■ ■ ■ ■ ■
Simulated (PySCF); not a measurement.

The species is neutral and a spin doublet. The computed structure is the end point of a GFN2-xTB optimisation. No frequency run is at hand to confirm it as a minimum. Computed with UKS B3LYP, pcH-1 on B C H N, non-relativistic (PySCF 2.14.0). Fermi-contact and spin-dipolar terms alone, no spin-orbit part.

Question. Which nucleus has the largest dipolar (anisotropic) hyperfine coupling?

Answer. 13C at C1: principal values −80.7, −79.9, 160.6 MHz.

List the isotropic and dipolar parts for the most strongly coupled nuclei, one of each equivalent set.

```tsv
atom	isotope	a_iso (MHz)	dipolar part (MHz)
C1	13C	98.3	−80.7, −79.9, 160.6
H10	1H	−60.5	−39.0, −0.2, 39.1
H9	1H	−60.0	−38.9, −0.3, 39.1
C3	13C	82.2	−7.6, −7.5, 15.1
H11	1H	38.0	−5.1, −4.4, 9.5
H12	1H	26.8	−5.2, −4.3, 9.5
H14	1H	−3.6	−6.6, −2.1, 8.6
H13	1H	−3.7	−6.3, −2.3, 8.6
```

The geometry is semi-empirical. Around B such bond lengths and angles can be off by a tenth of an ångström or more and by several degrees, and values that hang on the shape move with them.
■ ■ ■ ■ ■

> EXERCISE
Repeat, word for word, the lines from the opening of the material through the line containing "Answer. 13C at".

> EXERCISE RESPONSE
Simulated (PySCF); not a measurement.

The species is neutral and a spin doublet. The computed structure is the end point of a GFN2-xTB optimisation. No frequency run is at hand to confirm it as a minimum. Computed with UKS B3LYP, pcH-1 on B C H N, non-relativistic (PySCF 2.14.0). Fermi-contact and spin-dipolar terms alone, no spin-orbit part.

Question. Which nucleus has the largest dipolar (anisotropic) hyperfine coupling?

Answer. 13C at C1: principal values −80.7, −79.9, 160.6 MHz.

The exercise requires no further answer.